# ASSIGNED TASK:
Return all of the material that follows, keeping each line exactly as it is.

# DATASET ENTRIES:
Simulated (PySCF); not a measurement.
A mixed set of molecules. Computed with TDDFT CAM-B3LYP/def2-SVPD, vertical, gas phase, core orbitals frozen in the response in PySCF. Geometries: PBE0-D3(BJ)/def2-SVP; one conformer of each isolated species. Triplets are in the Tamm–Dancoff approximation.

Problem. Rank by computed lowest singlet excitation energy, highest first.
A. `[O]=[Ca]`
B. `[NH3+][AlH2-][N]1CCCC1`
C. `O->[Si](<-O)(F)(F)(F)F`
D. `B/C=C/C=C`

# TASK ANSWER:
Simulated (PySCF); not a measurement.
A mixed set of molecules. Computed with TDDFT CAM-B3LYP/def2-SVPD, vertical, gas phase, core orbitals frozen in the response in PySCF. Geometries: PBE0-D3(BJ)/def2-SVP; one conformer of each isolated species. Triplets are in the Tamm–Dancoff approximation.

Problem. Rank by computed lowest singlet excitation energy, highest first.
A. `[O]=[Ca]`
B. `[NH3+][AlH2-][N]1CCCC1`
C. `O->[Si](<-O)(F)(F)(F)F`
D. `B/C=C/C=C`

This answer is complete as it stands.